• _Activity_
Beneath this line is the data. Output exactly the lines from the line with "They count from" to the line with "Treat the two", both ends included, and nothing more.

• _Extracted records_
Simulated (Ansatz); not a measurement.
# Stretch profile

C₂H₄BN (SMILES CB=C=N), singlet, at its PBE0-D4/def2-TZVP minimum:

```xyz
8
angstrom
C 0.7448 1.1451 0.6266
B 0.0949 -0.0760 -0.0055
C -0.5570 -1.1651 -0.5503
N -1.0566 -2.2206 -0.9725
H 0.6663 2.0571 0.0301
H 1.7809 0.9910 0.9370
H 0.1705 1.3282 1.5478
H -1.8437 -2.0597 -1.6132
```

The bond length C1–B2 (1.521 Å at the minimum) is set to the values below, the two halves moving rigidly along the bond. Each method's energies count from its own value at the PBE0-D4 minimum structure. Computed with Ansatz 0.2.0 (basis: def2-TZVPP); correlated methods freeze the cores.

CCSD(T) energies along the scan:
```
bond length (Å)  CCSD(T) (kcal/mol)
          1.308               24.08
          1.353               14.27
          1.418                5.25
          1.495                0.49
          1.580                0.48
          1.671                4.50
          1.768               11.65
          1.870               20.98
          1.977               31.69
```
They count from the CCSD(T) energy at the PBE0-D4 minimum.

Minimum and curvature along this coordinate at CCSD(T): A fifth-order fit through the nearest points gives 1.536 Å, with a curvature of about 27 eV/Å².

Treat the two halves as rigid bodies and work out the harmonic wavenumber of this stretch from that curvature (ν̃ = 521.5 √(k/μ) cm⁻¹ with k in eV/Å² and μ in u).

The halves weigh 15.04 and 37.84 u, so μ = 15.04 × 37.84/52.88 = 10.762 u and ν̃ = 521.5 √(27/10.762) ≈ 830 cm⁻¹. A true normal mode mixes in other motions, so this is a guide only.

• _Exercise solution_
They count from the CCSD(T) energy at the PBE0-D4 minimum.

Minimum and curvature along this coordinate at CCSD(T): A fifth-order fit through the nearest points gives 1.536 Å, with a curvature of about 27 eV/Å².

Treat the two halves as rigid bodies and work out the harmonic wavenumber of this stretch from that curvature (ν̃ = 521.5 √(k/μ) cm⁻¹ with k in eV/Å² and μ in u).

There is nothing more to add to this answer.